** Dataset entries **
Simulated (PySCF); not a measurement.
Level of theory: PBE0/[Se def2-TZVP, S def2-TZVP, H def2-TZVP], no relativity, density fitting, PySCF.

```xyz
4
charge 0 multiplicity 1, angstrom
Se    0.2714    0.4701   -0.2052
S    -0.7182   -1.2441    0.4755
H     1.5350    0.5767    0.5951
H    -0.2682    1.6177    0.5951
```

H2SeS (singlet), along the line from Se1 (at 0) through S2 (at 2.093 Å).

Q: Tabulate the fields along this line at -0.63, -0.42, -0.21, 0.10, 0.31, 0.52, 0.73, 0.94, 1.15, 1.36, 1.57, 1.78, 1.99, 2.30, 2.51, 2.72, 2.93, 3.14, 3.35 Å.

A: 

** Activity **
Each entry above is to be repeated exactly as it appears.

** Task answer **
Simulated (PySCF); not a measurement.
Level of theory: PBE0/[Se def2-TZVP, S def2-TZVP, H def2-TZVP], no relativity, density fitting, PySCF.

```xyz
4
charge 0 multiplicity 1, angstrom
Se    0.2714    0.4701   -0.2052
S    -0.7182   -1.2441    0.4755
H     1.5350    0.5767    0.5951
H    -0.2682    1.6177    0.5951
```

H2SeS (singlet), along the line from Se1 (at 0) through S2 (at 2.093 Å).

Q: Tabulate the fields along this line at -0.63, -0.42, -0.21, 0.10, 0.31, 0.52, 0.73, 0.94, 1.15, 1.36, 1.57, 1.78, 1.99, 2.30, 2.51, 2.72, 2.93, 3.14, 3.35 Å.

A: 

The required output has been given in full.